• _Requirement_: Give back exactly the lines of the entries below from the line with "Q: Pass a cubic" to the line with "Q: Predict the", inclusive, and only those.

****************
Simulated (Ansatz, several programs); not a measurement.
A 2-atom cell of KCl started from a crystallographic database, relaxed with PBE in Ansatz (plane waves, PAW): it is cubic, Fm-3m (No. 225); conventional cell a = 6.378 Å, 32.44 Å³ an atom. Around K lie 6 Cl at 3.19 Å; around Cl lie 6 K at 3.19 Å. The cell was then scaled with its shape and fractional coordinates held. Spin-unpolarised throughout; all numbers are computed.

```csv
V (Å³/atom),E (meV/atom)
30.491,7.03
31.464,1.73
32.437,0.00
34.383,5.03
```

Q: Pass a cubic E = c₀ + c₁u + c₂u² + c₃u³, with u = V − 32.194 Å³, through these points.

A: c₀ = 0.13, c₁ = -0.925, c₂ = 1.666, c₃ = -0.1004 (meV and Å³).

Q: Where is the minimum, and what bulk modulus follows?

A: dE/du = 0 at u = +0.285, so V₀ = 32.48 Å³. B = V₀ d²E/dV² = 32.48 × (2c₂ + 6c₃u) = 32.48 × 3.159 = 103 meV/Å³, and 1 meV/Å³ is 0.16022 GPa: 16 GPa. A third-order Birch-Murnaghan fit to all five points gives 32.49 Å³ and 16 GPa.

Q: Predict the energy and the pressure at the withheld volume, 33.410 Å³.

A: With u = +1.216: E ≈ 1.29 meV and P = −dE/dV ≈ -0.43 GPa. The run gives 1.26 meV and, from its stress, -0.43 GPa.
****************

• _Your solution_:
Q: Pass a cubic E = c₀ + c₁u + c₂u² + c₃u³, with u = V − 32.194 Å³, through these points.

A: c₀ = 0.13, c₁ = -0.925, c₂ = 1.666, c₃ = -0.1004 (meV and Å³).

Q: Where is the minimum, and what bulk modulus follows?

A: dE/du = 0 at u = +0.285, so V₀ = 32.48 Å³. B = V₀ d²E/dV² = 32.48 × (2c₂ + 6c₃u) = 32.48 × 3.159 = 103 meV/Å³, and 1 meV/Å³ is 0.16022 GPa: 16 GPa. A third-order Birch-Murnaghan fit to all five points gives 32.49 Å³ and 16 GPa.

Q: Predict the energy and the pressure at the withheld volume, 33.410 Å³.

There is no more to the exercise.